▸ ASSIGNMENT: Reproduce, without any change, the span of lines from the opening of the records below to the line containing "An element in", inclusive.

====================
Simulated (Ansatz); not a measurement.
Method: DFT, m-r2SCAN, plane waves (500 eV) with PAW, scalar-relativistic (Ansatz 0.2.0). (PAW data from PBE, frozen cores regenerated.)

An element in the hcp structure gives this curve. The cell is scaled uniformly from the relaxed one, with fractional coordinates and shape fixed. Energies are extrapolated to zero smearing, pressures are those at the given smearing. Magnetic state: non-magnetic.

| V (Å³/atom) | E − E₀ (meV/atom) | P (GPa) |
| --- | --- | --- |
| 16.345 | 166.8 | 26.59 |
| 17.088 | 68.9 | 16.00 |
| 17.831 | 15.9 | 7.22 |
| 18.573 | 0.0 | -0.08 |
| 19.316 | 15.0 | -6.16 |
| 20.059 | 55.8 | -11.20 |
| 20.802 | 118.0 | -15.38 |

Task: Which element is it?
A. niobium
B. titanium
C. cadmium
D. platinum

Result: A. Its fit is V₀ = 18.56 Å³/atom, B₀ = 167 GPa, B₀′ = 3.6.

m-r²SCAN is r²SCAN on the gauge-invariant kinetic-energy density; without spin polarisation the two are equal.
====================

▸ WRITTEN SOLUTION:
Simulated (Ansatz); not a measurement.
Method: DFT, m-r2SCAN, plane waves (500 eV) with PAW, scalar-relativistic (Ansatz 0.2.0). (PAW data from PBE, frozen cores regenerated.)

An element in the hcp structure gives this curve. The cell is scaled uniformly from the relaxed one, with fractional coordinates and shape fixed. Energies are extrapolated to zero smearing, pressures are those at the given smearing. Magnetic state: non-magnetic.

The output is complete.